## [Work order]
The required output is the full listing below, reproduced word for word.

################

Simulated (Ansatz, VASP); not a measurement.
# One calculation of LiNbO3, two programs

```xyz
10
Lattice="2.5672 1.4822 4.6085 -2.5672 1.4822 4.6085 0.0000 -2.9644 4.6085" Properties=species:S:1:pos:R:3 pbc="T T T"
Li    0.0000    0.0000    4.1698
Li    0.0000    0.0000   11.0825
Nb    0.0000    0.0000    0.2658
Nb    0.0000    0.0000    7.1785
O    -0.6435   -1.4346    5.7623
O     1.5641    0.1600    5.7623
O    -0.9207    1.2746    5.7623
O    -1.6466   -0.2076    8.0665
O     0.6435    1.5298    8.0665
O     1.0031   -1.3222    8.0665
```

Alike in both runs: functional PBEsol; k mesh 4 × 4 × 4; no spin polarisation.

################

## [Task solution]
Simulated (Ansatz, VASP); not a measurement.
# One calculation of LiNbO3, two programs

```xyz
10
Lattice="2.5672 1.4822 4.6085 -2.5672 1.4822 4.6085 0.0000 -2.9644 4.6085" Properties=species:S:1:pos:R:3 pbc="T T T"
Li    0.0000    0.0000    4.1698
Li    0.0000    0.0000   11.0825
Nb    0.0000    0.0000    0.2658
Nb    0.0000    0.0000    7.1785
O    -0.6435   -1.4346    5.7623
O     1.5641    0.1600    5.7623
O    -0.9207    1.2746    5.7623
O    -1.6466   -0.2076    8.0665
O     0.6435    1.5298    8.0665
O     1.0031   -1.3222    8.0665
```

Alike in both runs: functional PBEsol; k mesh 4 × 4 × 4; no spin polarisation.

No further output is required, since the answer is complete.